Given entries |
★ ★ ★ ★
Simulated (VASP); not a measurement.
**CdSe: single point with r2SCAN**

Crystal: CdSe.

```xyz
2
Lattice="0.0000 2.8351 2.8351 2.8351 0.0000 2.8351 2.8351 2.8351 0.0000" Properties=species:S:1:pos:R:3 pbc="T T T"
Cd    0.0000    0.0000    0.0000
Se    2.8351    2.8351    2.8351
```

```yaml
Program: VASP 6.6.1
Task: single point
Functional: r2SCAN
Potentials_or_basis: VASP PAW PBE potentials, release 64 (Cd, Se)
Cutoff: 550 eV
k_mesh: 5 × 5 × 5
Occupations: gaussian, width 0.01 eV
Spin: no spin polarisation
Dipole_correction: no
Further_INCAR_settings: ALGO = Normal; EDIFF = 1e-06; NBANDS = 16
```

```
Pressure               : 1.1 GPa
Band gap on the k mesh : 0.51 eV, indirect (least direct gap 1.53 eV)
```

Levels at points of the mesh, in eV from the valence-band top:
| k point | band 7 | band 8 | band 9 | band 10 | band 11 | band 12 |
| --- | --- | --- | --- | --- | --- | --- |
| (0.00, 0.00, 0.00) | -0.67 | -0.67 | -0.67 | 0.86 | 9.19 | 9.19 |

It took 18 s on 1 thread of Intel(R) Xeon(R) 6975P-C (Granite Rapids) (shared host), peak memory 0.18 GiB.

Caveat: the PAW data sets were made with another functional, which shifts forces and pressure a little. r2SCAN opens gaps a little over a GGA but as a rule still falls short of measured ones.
★ ★ ★ ★

Action item | The lines needed are the ones from the first line of the entries through the line that contains "It took 18 s", given again without any change.

Answer box |
Simulated (VASP); not a measurement.
**CdSe: single point with r2SCAN**

Crystal: CdSe.

```xyz
2
Lattice="0.0000 2.8351 2.8351 2.8351 0.0000 2.8351 2.8351 2.8351 0.0000" Properties=species:S:1:pos:R:3 pbc="T T T"
Cd    0.0000    0.0000    0.0000
Se    2.8351    2.8351    2.8351
```

```yaml
Program: VASP 6.6.1
Task: single point
Functional: r2SCAN
Potentials_or_basis: VASP PAW PBE potentials, release 64 (Cd, Se)
Cutoff: 550 eV
k_mesh: 5 × 5 × 5
Occupations: gaussian, width 0.01 eV
Spin: no spin polarisation
Dipole_correction: no
Further_INCAR_settings: ALGO = Normal; EDIFF = 1e-06; NBANDS = 16
```

```
Pressure               : 1.1 GPa
Band gap on the k mesh : 0.51 eV, indirect (least direct gap 1.53 eV)
```

Levels at points of the mesh, in eV from the valence-band top:
| k point | band 7 | band 8 | band 9 | band 10 | band 11 | band 12 |
| --- | --- | --- | --- | --- | --- | --- |
| (0.00, 0.00, 0.00) | -0.67 | -0.67 | -0.67 | 0.86 | 9.19 | 9.19 |

It took 18 s on 1 thread of Intel(R) Xeon(R) 6975P-C (Granite Rapids) (shared host), peak memory 0.18 GiB.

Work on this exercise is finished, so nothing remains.